▸ WORK ORDER: Lift out, unaltered, the lines of the material below between the line holding "(eV) | cutoff |" and the line holding "1.029 | 30 Ha |", counting both.

+ + +
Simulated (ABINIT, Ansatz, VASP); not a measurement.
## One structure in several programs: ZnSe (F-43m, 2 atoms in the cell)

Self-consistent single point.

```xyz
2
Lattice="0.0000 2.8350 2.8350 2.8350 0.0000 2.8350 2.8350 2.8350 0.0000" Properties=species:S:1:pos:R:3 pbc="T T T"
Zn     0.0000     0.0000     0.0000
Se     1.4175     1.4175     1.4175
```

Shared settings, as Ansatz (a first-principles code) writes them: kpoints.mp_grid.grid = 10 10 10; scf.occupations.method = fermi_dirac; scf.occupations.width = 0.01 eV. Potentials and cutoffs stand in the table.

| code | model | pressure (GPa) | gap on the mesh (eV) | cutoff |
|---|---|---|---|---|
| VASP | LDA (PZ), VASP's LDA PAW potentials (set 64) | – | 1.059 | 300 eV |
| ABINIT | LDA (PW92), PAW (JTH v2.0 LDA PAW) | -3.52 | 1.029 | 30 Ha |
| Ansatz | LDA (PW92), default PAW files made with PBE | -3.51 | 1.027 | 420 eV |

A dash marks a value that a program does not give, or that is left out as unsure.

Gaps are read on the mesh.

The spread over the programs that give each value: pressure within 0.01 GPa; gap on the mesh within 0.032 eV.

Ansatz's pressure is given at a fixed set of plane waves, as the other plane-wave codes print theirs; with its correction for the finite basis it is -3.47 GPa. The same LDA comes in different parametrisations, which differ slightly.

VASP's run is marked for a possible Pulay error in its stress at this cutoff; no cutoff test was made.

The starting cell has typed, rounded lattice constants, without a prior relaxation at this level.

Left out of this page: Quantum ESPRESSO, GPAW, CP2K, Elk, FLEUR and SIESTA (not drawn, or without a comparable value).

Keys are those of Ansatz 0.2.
+ + +

▸ SOLUTION:
| code | model | pressure (GPa) | gap on the mesh (eV) | cutoff |
|---|---|---|---|---|
| VASP | LDA (PZ), VASP's LDA PAW potentials (set 64) | – | 1.059 | 300 eV |
| ABINIT | LDA (PW92), PAW (JTH v2.0 LDA PAW) | -3.52 | 1.029 | 30 Ha |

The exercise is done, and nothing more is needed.